**Activity:**
A faithful, complete copy of the entries is the sole expected answer.

|---|

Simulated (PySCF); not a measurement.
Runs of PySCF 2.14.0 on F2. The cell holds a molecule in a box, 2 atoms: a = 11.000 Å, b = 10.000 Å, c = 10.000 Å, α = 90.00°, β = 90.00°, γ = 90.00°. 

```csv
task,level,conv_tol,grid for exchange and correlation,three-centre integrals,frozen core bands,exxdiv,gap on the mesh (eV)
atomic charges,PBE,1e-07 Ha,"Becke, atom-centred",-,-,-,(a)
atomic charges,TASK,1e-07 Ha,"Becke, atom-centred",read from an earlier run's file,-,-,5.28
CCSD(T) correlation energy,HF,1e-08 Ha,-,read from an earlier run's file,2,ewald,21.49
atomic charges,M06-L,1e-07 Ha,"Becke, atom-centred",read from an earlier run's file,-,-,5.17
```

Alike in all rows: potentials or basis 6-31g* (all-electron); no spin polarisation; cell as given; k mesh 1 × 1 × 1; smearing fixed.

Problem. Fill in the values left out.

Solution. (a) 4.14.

|---|

**Answer space:**
Simulated (PySCF); not a measurement.
Runs of PySCF 2.14.0 on F2. The cell holds a molecule in a box, 2 atoms: a = 11.000 Å, b = 10.000 Å, c = 10.000 Å, α = 90.00°, β = 90.00°, γ = 90.00°. 

```csv
task,level,conv_tol,grid for exchange and correlation,three-centre integrals,frozen core bands,exxdiv,gap on the mesh (eV)
atomic charges,PBE,1e-07 Ha,"Becke, atom-centred",-,-,-,(a)
atomic charges,TASK,1e-07 Ha,"Becke, atom-centred",read from an earlier run's file,-,-,5.28
CCSD(T) correlation energy,HF,1e-08 Ha,-,read from an earlier run's file,2,ewald,21.49
atomic charges,M06-L,1e-07 Ha,"Becke, atom-centred",read from an earlier run's file,-,-,5.17
```

Alike in all rows: potentials or basis 6-31g* (all-electron); no spin polarisation; cell as given; k mesh 1 × 1 × 1; smearing fixed.

Problem. Fill in the values left out.

Solution. (a) 4.14.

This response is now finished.